:::::
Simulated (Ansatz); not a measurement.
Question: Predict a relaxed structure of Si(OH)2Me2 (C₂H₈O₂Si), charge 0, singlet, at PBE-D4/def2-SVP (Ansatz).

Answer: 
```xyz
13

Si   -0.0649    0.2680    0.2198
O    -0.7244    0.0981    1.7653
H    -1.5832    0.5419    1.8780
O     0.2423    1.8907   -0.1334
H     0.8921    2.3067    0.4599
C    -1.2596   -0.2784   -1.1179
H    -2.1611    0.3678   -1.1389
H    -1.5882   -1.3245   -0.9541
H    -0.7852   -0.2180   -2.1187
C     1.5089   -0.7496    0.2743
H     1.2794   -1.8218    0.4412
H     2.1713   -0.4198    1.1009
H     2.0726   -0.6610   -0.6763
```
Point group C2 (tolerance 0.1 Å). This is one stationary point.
:::::

• **Assigned task**
Repeat every record above exactly as it appears.

• **Task answer**
Simulated (Ansatz); not a measurement.
Question: Predict a relaxed structure of Si(OH)2Me2 (C₂H₈O₂Si), charge 0, singlet, at PBE-D4/def2-SVP (Ansatz).

Answer: 
```xyz
13

Si   -0.0649    0.2680    0.2198
O    -0.7244    0.0981    1.7653
H    -1.5832    0.5419    1.8780
O     0.2423    1.8907   -0.1334
H     0.8921    2.3067    0.4599
C    -1.2596   -0.2784   -1.1179
H    -2.1611    0.3678   -1.1389
H    -1.5882   -1.3245   -0.9541
H    -0.7852   -0.2180   -2.1187
C     1.5089   -0.7496    0.2743
H     1.2794   -1.8218    0.4412
H     2.1713   -0.4198    1.1009
H     2.0726   -0.6610   -0.6763
```
Point group C2 (tolerance 0.1 Å). This is one stationary point.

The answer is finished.